◆ **Required action**
Exactly reproduce the data from its first line through the line with "Question: How far", leaving out every line after it.

◆ **Source material**
§

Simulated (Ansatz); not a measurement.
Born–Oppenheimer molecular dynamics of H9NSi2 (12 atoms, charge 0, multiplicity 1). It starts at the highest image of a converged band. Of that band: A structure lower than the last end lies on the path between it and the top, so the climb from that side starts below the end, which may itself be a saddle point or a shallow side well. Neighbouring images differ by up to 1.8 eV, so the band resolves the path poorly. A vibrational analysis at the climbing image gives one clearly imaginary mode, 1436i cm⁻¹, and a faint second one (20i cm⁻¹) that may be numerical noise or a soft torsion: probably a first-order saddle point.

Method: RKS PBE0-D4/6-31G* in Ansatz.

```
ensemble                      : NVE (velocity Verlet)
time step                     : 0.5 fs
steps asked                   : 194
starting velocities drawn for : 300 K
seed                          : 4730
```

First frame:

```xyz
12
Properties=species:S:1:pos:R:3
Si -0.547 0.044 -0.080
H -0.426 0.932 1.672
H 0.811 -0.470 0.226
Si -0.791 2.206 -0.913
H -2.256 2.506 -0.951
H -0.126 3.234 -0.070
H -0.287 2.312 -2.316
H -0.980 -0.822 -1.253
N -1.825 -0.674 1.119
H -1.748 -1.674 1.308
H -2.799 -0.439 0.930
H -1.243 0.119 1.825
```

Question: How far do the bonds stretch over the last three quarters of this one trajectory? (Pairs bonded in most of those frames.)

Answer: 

§

◆ **Reply**
Simulated (Ansatz); not a measurement.
Born–Oppenheimer molecular dynamics of H9NSi2 (12 atoms, charge 0, multiplicity 1). It starts at the highest image of a converged band. Of that band: A structure lower than the last end lies on the path between it and the top, so the climb from that side starts below the end, which may itself be a saddle point or a shallow side well. Neighbouring images differ by up to 1.8 eV, so the band resolves the path poorly. A vibrational analysis at the climbing image gives one clearly imaginary mode, 1436i cm⁻¹, and a faint second one (20i cm⁻¹) that may be numerical noise or a soft torsion: probably a first-order saddle point.

Method: RKS PBE0-D4/6-31G* in Ansatz.

```
ensemble                      : NVE (velocity Verlet)
time step                     : 0.5 fs
steps asked                   : 194
starting velocities drawn for : 300 K
seed                          : 4730
```

First frame:

```xyz
12
Properties=species:S:1:pos:R:3
Si -0.547 0.044 -0.080
H -0.426 0.932 1.672
H 0.811 -0.470 0.226
Si -0.791 2.206 -0.913
H -2.256 2.506 -0.951
H -0.126 3.234 -0.070
H -0.287 2.312 -2.316
H -0.980 -0.822 -1.253
N -1.825 -0.674 1.119
H -1.748 -1.674 1.308
H -2.799 -0.439 0.930
H -1.243 0.119 1.825
```

Question: How far do the bonds stretch over the last three quarters of this one trajectory? (Pairs bonded in most of those frames.)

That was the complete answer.